### TASK ITEM
Exactly the lines from the top of the records below through the one containing "Turn this script" must be set down, with no line added or dropped.

### SOURCE MATERIAL
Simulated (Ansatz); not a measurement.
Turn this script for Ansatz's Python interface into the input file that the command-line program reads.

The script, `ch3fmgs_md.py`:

### WRITTEN REPLY
Simulated (Ansatz); not a measurement.
Turn this script for Ansatz's Python interface into the input file that the command-line program reads.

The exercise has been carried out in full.